ASSIGNED TASK
Nothing should be left out. Transcribe the entries exactly as written.

DATA PROVIDED
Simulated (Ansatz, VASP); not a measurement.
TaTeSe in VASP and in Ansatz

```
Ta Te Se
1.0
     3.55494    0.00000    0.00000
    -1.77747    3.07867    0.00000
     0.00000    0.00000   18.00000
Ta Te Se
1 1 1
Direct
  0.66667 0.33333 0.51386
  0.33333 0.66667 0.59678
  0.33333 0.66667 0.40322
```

TASK SOLUTION
Simulated (Ansatz, VASP); not a measurement.
TaTeSe in VASP and in Ansatz

```
Ta Te Se
1.0
     3.55494    0.00000    0.00000
    -1.77747    3.07867    0.00000
     0.00000    0.00000   18.00000
Ta Te Se
1 1 1
Direct
  0.66667 0.33333 0.51386
  0.33333 0.66667 0.59678
  0.33333 0.66667 0.40322
```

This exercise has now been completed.